Assigned task: Beginning with the first line of the data below, reproduce every line unchanged, ending with the line that holds "This run uses".

Information provided:
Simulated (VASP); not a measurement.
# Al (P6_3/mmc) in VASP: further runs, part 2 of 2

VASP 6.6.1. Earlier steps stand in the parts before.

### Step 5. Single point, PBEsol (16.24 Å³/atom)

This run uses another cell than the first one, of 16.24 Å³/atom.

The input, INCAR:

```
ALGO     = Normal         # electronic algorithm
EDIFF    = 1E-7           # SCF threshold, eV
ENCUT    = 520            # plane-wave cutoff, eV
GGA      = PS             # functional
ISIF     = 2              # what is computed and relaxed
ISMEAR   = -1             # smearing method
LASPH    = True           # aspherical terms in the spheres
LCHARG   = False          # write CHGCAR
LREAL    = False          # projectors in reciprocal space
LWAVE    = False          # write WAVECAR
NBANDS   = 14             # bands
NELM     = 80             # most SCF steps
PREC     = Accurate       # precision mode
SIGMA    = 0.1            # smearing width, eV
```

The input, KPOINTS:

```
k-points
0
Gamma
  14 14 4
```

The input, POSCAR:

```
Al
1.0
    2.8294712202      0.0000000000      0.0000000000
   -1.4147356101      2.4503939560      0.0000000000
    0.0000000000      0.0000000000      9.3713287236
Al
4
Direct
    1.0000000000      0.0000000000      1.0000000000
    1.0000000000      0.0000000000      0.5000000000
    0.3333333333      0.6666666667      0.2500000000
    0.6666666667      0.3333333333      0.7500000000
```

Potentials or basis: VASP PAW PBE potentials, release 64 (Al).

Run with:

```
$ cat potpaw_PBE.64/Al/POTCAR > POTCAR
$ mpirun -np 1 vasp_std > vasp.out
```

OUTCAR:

Problem solution:
Simulated (VASP); not a measurement.
# Al (P6_3/mmc) in VASP: further runs, part 2 of 2

VASP 6.6.1. Earlier steps stand in the parts before.

### Step 5. Single point, PBEsol (16.24 Å³/atom)

This run uses another cell than the first one, of 16.24 Å³/atom.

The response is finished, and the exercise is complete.